[Work request]: However many lines the data holds, transcribe them all exactly.

____________

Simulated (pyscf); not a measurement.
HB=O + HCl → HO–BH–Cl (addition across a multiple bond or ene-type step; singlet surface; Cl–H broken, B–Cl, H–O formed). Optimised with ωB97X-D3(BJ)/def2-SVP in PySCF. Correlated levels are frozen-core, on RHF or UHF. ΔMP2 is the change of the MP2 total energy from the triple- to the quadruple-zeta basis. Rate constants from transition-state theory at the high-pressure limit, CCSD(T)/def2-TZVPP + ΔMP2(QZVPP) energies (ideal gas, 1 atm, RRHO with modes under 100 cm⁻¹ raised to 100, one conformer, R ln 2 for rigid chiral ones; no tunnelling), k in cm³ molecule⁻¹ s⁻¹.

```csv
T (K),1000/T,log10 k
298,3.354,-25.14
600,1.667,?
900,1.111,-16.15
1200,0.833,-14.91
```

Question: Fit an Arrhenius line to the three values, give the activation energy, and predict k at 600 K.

____________

[Exercise output]:
Simulated (pyscf); not a measurement.
HB=O + HCl → HO–BH–Cl (addition across a multiple bond or ene-type step; singlet surface; Cl–H broken, B–Cl, H–O formed). Optimised with ωB97X-D3(BJ)/def2-SVP in PySCF. Correlated levels are frozen-core, on RHF or UHF. ΔMP2 is the change of the MP2 total energy from the triple- to the quadruple-zeta basis. Rate constants from transition-state theory at the high-pressure limit, CCSD(T)/def2-TZVPP + ΔMP2(QZVPP) energies (ideal gas, 1 atm, RRHO with modes under 100 cm⁻¹ raised to 100, one conformer, R ln 2 for rigid chiral ones; no tunnelling), k in cm³ molecule⁻¹ s⁻¹.

```csv
T (K),1000/T,log10 k
298,3.354,-25.14
600,1.667,?
900,1.111,-16.15
1200,0.833,-14.91
```

Question: Fit an Arrhenius line to the three values, give the activation energy, and predict k at 600 K.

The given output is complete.